ASSIGNED TASK. Return the data below exactly, stopping after the line with "Wanted: the relaxed".

PROVIDED INFORMATION.
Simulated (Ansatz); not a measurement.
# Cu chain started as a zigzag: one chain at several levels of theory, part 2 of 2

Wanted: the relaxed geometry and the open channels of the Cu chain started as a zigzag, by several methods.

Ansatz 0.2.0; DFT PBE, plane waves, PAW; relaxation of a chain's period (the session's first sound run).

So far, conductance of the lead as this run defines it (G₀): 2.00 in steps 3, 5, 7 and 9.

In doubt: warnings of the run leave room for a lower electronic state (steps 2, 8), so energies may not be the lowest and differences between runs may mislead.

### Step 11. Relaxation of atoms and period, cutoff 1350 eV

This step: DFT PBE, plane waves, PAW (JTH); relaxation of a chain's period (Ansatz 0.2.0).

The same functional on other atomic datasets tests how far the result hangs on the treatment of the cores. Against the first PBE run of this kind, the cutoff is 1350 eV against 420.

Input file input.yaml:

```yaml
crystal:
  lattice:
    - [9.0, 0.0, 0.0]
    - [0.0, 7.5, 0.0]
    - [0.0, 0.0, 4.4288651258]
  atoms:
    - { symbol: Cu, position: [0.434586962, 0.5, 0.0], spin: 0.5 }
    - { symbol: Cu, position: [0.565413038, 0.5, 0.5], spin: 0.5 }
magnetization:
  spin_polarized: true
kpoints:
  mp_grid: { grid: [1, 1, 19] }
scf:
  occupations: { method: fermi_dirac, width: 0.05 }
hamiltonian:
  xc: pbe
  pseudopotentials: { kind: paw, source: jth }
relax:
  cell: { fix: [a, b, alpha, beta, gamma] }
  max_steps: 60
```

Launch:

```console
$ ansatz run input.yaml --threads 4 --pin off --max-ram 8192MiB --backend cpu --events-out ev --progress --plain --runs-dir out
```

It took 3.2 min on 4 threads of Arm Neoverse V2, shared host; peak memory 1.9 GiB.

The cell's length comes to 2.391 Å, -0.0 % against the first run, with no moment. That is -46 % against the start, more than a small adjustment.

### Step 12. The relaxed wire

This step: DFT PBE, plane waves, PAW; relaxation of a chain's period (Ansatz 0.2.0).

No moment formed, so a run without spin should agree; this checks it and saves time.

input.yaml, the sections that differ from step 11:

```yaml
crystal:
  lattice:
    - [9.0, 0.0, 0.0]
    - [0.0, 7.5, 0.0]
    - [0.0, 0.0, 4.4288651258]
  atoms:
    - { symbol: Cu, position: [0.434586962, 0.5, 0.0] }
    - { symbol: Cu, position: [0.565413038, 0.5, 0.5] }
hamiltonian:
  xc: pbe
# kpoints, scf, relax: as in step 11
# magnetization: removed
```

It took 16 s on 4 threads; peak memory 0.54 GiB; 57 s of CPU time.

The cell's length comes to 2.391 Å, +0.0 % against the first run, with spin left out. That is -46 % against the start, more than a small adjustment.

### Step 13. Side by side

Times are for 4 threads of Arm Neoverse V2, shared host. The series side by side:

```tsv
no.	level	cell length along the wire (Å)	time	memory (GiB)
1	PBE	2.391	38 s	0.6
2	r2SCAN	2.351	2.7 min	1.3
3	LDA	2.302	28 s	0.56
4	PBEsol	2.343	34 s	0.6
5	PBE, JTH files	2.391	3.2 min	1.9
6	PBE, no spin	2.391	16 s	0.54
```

SOLUTION.
Simulated (Ansatz); not a measurement.
# Cu chain started as a zigzag: one chain at several levels of theory, part 2 of 2

Wanted: the relaxed geometry and the open channels of the Cu chain started as a zigzag, by several methods.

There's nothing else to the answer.